INFORMATION
..........

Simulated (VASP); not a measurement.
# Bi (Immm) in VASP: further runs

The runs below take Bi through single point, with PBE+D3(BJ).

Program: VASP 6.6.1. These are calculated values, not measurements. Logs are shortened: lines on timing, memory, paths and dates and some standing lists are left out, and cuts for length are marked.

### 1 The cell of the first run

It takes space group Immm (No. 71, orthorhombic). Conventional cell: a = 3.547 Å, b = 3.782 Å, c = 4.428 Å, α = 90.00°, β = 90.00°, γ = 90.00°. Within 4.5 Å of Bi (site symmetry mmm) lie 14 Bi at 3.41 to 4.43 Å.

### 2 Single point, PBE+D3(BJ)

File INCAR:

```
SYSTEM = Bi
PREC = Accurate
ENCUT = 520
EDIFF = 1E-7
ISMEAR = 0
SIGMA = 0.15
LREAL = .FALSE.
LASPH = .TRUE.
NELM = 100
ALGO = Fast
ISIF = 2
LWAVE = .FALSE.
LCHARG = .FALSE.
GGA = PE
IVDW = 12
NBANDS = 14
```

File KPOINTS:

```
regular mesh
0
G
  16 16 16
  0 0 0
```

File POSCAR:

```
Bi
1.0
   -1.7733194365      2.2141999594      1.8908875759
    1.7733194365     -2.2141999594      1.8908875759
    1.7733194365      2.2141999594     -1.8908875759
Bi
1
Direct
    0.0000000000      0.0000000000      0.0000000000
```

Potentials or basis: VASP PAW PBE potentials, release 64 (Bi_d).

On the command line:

..........

ASSIGNMENT
Return an exact copy of the listing.

ANSWER SECTION
Simulated (VASP); not a measurement.
# Bi (Immm) in VASP: further runs

The runs below take Bi through single point, with PBE+D3(BJ).

Program: VASP 6.6.1. These are calculated values, not measurements. Logs are shortened: lines on timing, memory, paths and dates and some standing lists are left out, and cuts for length are marked.

### 1 The cell of the first run

It takes space group Immm (No. 71, orthorhombic). Conventional cell: a = 3.547 Å, b = 3.782 Å, c = 4.428 Å, α = 90.00°, β = 90.00°, γ = 90.00°. Within 4.5 Å of Bi (site symmetry mmm) lie 14 Bi at 3.41 to 4.43 Å.

### 2 Single point, PBE+D3(BJ)

File INCAR:

```
SYSTEM = Bi
PREC = Accurate
ENCUT = 520
EDIFF = 1E-7
ISMEAR = 0
SIGMA = 0.15
LREAL = .FALSE.
LASPH = .TRUE.
NELM = 100
ALGO = Fast
ISIF = 2
LWAVE = .FALSE.
LCHARG = .FALSE.
GGA = PE
IVDW = 12
NBANDS = 14
```

File KPOINTS:

```
regular mesh
0
G
  16 16 16
  0 0 0
```

File POSCAR:

```
Bi
1.0
   -1.7733194365      2.2141999594      1.8908875759
    1.7733194365     -2.2141999594      1.8908875759
    1.7733194365      2.2141999594     -1.8908875759
Bi
1
Direct
    0.0000000000      0.0000000000      0.0000000000
```

Potentials or basis: VASP PAW PBE potentials, release 64 (Bi_d).

On the command line:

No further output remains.